REQUIREMENT -> Each line of the data below from the one holding "From O to Te: the HOMO–LUMO gap" to the one holding "Gas-phase molecules, one", inclusive, is to be reproduced exactly; no other line belongs in the answer.

%%

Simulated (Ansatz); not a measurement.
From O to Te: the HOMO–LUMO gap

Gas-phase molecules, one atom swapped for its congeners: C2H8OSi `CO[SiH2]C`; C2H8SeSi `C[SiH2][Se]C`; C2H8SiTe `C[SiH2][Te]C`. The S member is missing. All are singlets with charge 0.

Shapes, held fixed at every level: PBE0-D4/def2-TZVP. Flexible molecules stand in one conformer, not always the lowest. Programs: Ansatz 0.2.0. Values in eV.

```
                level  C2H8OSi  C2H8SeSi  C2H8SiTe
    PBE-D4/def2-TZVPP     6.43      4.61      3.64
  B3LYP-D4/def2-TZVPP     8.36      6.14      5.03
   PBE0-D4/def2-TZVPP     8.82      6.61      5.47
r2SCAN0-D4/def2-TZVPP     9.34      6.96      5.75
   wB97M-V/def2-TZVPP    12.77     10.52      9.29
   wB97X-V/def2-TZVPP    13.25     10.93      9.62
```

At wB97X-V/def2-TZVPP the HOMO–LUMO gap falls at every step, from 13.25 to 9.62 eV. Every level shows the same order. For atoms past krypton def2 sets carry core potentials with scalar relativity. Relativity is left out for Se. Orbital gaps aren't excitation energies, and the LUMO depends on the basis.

%%

EXPECTED ANSWER ->
From O to Te: the HOMO–LUMO gap

Gas-phase molecules, one atom swapped for its congeners: C2H8OSi `CO[SiH2]C`; C2H8SeSi `C[SiH2][Se]C`; C2H8SiTe `C[SiH2][Te]C`. The S member is missing. All are singlets with charge 0.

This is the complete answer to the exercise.